▸ ASSIGNED TASK
With no line left out, restate the data word for word.

------------------------------

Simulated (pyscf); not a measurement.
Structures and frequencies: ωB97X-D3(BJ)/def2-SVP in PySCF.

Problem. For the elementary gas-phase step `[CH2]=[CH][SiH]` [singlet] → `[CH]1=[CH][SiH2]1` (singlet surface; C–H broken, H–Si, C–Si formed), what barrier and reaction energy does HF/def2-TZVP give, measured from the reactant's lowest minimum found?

------------------------------

▸ WRITTEN ANSWER
Simulated (pyscf); not a measurement.
Structures and frequencies: ωB97X-D3(BJ)/def2-SVP in PySCF.

Problem. For the elementary gas-phase step `[CH2]=[CH][SiH]` [singlet] → `[CH]1=[CH][SiH2]1` (singlet surface; C–H broken, H–Si, C–Si formed), what barrier and reaction energy does HF/def2-TZVP give, measured from the reactant's lowest minimum found?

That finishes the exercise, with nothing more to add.